**REQUIRED ACTION**: Every record below, from first to last: print it exactly as shown.

○ ○ ○ ○ ○

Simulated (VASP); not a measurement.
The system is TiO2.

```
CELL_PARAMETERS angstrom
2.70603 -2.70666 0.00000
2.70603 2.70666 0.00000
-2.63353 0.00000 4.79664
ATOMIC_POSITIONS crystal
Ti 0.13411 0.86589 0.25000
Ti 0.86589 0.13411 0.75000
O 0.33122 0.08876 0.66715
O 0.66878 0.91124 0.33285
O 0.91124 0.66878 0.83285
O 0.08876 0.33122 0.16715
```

○ ○ ○ ○ ○

**WRITTEN SOLUTION**:
Simulated (VASP); not a measurement.
The system is TiO2.

```
CELL_PARAMETERS angstrom
2.70603 -2.70666 0.00000
2.70603 2.70666 0.00000
-2.63353 0.00000 4.79664
ATOMIC_POSITIONS crystal
Ti 0.13411 0.86589 0.25000
Ti 0.86589 0.13411 0.75000
O 0.33122 0.08876 0.66715
O 0.66878 0.91124 0.33285
O 0.91124 0.66878 0.83285
O 0.08876 0.33122 0.16715
```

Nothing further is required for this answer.